▸ **DATA**
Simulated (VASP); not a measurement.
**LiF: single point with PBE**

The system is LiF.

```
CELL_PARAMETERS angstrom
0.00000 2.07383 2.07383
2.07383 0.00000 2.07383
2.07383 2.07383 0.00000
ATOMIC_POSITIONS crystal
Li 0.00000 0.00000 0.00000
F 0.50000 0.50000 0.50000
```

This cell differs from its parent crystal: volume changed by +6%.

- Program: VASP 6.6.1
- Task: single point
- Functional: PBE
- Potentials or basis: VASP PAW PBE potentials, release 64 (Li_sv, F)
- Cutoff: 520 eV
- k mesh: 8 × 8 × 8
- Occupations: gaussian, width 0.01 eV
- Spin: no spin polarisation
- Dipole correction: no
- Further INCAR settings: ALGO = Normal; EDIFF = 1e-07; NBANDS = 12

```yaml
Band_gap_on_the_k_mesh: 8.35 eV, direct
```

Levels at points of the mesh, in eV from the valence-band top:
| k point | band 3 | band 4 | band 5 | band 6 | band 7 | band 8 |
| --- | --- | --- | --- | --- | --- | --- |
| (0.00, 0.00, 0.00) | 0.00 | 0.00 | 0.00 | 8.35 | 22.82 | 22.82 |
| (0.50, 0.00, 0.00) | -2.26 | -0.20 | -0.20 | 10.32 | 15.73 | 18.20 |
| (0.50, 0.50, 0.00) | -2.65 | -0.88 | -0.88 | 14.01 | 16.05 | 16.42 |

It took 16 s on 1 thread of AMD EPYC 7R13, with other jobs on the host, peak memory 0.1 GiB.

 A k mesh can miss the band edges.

▸ **EXERCISE**
Within the listing above, the range opens at the line with "7 | band 8 |" and closes at the line with "15.73 | 18.20 |". Reproduce exactly the lines of that range, including both ends.

▸ **EXERCISE ANSWER**
| k point | band 3 | band 4 | band 5 | band 6 | band 7 | band 8 |
| --- | --- | --- | --- | --- | --- | --- |
| (0.00, 0.00, 0.00) | 0.00 | 0.00 | 0.00 | 8.35 | 22.82 | 22.82 |
| (0.50, 0.00, 0.00) | -2.26 | -0.20 | -0.20 | 10.32 | 15.73 | 18.20 |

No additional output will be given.